Repeat the entries below exactly, missing none.

┄┄┄┄┄┄┄┄┄┄┄┄┄┄┄┄┄┄┄┄

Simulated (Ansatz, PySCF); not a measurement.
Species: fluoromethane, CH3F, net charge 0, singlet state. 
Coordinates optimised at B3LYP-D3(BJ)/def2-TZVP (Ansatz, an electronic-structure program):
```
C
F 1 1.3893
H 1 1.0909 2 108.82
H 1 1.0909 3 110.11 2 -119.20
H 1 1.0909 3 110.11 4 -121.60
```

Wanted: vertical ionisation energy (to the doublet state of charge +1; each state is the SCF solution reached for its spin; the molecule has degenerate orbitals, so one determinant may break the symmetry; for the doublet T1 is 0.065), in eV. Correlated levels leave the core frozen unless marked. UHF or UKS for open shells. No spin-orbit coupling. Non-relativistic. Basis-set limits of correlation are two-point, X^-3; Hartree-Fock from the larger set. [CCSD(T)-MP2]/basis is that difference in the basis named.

┄┄┄┄┄┄┄┄┄┄┄┄┄┄┄┄┄┄┄┄

▶ **Exercise response**
Simulated (Ansatz, PySCF); not a measurement.
Species: fluoromethane, CH3F, net charge 0, singlet state. 
Coordinates optimised at B3LYP-D3(BJ)/def2-TZVP (Ansatz, an electronic-structure program):
```
C
F 1 1.3893
H 1 1.0909 2 108.82
H 1 1.0909 3 110.11 2 -119.20
H 1 1.0909 3 110.11 4 -121.60
```

Wanted: vertical ionisation energy (to the doublet state of charge +1; each state is the SCF solution reached for its spin; the molecule has degenerate orbitals, so one determinant may break the symmetry; for the doublet T1 is 0.065), in eV. Correlated levels leave the core frozen unless marked. UHF or UKS for open shells. No spin-orbit coupling. Non-relativistic. Basis-set limits of correlation are two-point, X^-3; Hartree-Fock from the larger set. [CCSD(T)-MP2]/basis is that difference in the basis named.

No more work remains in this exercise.